-- Opening Marker --
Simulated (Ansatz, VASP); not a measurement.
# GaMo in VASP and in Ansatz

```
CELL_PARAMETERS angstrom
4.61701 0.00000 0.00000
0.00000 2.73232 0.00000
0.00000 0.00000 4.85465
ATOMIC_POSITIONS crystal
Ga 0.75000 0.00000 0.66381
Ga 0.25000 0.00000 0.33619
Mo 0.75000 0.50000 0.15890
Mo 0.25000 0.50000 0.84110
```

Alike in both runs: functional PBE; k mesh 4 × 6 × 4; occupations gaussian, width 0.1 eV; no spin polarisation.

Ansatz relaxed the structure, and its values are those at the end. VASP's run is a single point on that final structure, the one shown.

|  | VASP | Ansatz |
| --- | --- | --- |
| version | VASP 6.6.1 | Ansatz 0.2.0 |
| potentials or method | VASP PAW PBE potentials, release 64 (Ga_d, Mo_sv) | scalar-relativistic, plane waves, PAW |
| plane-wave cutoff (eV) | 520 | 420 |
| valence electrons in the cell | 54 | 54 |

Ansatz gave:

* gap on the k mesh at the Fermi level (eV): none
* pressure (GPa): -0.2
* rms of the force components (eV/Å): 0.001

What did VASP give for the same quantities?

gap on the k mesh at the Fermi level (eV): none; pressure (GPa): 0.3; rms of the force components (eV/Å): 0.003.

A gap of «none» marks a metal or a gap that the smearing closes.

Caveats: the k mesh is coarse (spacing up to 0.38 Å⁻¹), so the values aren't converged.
-- Closing Marker --

Among the records above, extract exactly the lines from the line with "VASP | Ansatz |" to the line with "What did VASP give for the same quantities?", both lines included, and leave out the rest.

### Task output
|  | VASP | Ansatz |
| --- | --- | --- |
| version | VASP 6.6.1 | Ansatz 0.2.0 |
| potentials or method | VASP PAW PBE potentials, release 64 (Ga_d, Mo_sv) | scalar-relativistic, plane waves, PAW |
| plane-wave cutoff (eV) | 520 | 420 |
| valence electrons in the cell | 54 | 54 |

Ansatz gave:

* gap on the k mesh at the Fermi level (eV): none
* pressure (GPa): -0.2
* rms of the force components (eV/Å): 0.001

What did VASP give for the same quantities?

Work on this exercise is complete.